**Assignment**
The full listing should be set down exactly as it reads.

****************************************

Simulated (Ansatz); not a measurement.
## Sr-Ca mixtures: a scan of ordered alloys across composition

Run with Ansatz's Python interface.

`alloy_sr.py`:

****************************************

**Your response**
Simulated (Ansatz); not a measurement.
## Sr-Ca mixtures: a scan of ordered alloys across composition

Run with Ansatz's Python interface.

`alloy_sr.py`:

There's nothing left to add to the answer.